DATA PROVIDED:
=== Begin Enclosure ===

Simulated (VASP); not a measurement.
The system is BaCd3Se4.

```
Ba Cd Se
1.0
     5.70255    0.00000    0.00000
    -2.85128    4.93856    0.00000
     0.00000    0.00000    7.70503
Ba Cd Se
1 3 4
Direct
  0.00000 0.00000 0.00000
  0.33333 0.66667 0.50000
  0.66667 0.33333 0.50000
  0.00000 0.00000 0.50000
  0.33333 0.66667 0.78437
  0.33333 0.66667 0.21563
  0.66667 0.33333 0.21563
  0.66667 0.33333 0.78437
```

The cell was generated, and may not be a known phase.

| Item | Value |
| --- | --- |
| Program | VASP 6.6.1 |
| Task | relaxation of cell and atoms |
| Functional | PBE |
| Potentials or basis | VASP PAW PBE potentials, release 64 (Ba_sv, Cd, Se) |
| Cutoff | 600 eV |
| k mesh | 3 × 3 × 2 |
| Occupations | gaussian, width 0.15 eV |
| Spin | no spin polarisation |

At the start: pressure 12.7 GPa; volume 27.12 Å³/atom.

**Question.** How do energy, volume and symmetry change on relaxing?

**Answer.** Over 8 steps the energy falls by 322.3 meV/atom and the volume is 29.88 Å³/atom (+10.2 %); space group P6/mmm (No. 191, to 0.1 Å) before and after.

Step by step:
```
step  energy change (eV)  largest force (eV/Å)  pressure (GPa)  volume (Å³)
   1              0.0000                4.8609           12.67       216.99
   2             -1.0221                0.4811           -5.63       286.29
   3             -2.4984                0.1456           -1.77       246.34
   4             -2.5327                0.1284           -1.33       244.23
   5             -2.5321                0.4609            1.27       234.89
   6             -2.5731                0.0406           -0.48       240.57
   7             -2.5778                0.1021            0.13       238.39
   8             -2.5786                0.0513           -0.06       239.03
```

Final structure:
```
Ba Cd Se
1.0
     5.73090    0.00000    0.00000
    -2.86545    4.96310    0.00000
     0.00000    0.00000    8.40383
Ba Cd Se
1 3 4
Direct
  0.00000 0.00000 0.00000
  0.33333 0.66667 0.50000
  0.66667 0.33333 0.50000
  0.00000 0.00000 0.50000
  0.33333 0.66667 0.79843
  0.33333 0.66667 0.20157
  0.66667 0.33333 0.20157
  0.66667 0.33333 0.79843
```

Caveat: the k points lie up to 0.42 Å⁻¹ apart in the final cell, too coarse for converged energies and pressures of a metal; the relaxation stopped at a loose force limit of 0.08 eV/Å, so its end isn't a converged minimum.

=== End Enclosure ===

WORK ITEM: Each line from the top of the entries above through the line containing "At the start: pressure" must be transcribed exactly, and no other line may appear.

EXERCISE OUTPUT:
Simulated (VASP); not a measurement.
The system is BaCd3Se4.

```
Ba Cd Se
1.0
     5.70255    0.00000    0.00000
    -2.85128    4.93856    0.00000
     0.00000    0.00000    7.70503
Ba Cd Se
1 3 4
Direct
  0.00000 0.00000 0.00000
  0.33333 0.66667 0.50000
  0.66667 0.33333 0.50000
  0.00000 0.00000 0.50000
  0.33333 0.66667 0.78437
  0.33333 0.66667 0.21563
  0.66667 0.33333 0.21563
  0.66667 0.33333 0.78437
```

The cell was generated, and may not be a known phase.

| Item | Value |
| --- | --- |
| Program | VASP 6.6.1 |
| Task | relaxation of cell and atoms |
| Functional | PBE |
| Potentials or basis | VASP PAW PBE potentials, release 64 (Ba_sv, Cd, Se) |
| Cutoff | 600 eV |
| k mesh | 3 × 3 × 2 |
| Occupations | gaussian, width 0.15 eV |
| Spin | no spin polarisation |

At the start: pressure 12.7 GPa; volume 27.12 Å³/atom.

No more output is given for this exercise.